Data supplied:
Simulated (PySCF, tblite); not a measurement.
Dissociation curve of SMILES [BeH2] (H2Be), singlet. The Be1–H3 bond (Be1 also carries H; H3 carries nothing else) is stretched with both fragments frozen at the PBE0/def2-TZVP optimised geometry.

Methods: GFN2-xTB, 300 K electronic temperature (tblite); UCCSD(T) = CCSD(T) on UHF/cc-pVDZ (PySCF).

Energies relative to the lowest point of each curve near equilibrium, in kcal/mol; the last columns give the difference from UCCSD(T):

Work order: Give the lines of the material above again, exactly, from its first line through the line that contains "Methods: GFN2-xTB, 300" and no further.

Your solution:
Simulated (PySCF, tblite); not a measurement.
Dissociation curve of SMILES [BeH2] (H2Be), singlet. The Be1–H3 bond (Be1 also carries H; H3 carries nothing else) is stretched with both fragments frozen at the PBE0/def2-TZVP optimised geometry.

Methods: GFN2-xTB, 300 K electronic temperature (tblite); UCCSD(T) = CCSD(T) on UHF/cc-pVDZ (PySCF).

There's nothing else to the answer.